* [Stored data]:
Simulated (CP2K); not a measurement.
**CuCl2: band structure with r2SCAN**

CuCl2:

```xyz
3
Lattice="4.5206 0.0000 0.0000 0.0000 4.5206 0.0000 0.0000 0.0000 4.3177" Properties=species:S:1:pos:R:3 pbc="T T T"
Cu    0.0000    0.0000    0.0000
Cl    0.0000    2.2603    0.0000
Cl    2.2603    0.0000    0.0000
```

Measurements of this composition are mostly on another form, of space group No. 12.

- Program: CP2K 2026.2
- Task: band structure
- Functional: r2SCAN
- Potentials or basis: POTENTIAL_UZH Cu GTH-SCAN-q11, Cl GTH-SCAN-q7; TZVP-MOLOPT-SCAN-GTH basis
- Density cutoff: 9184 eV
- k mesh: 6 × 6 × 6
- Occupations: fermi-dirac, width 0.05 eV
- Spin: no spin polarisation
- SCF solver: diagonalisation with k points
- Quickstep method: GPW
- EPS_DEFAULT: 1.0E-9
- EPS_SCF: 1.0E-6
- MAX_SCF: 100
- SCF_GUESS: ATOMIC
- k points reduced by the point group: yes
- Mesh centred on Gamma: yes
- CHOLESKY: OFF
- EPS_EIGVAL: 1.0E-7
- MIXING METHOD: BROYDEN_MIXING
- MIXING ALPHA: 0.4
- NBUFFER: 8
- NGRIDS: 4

* [Brief]: When the material above is given again, every line must match it exactly.

* [Task answer]:
Simulated (CP2K); not a measurement.
**CuCl2: band structure with r2SCAN**

CuCl2:

```xyz
3
Lattice="4.5206 0.0000 0.0000 0.0000 4.5206 0.0000 0.0000 0.0000 4.3177" Properties=species:S:1:pos:R:3 pbc="T T T"
Cu    0.0000    0.0000    0.0000
Cl    0.0000    2.2603    0.0000
Cl    2.2603    0.0000    0.0000
```

Measurements of this composition are mostly on another form, of space group No. 12.

- Program: CP2K 2026.2
- Task: band structure
- Functional: r2SCAN
- Potentials or basis: POTENTIAL_UZH Cu GTH-SCAN-q11, Cl GTH-SCAN-q7; TZVP-MOLOPT-SCAN-GTH basis
- Density cutoff: 9184 eV
- k mesh: 6 × 6 × 6
- Occupations: fermi-dirac, width 0.05 eV
- Spin: no spin polarisation
- SCF solver: diagonalisation with k points
- Quickstep method: GPW
- EPS_DEFAULT: 1.0E-9
- EPS_SCF: 1.0E-6
- MAX_SCF: 100
- SCF_GUESS: ATOMIC
- k points reduced by the point group: yes
- Mesh centred on Gamma: yes
- CHOLESKY: OFF
- EPS_EIGVAL: 1.0E-7
- MIXING METHOD: BROYDEN_MIXING
- MIXING ALPHA: 0.4
- NBUFFER: 8
- NGRIDS: 4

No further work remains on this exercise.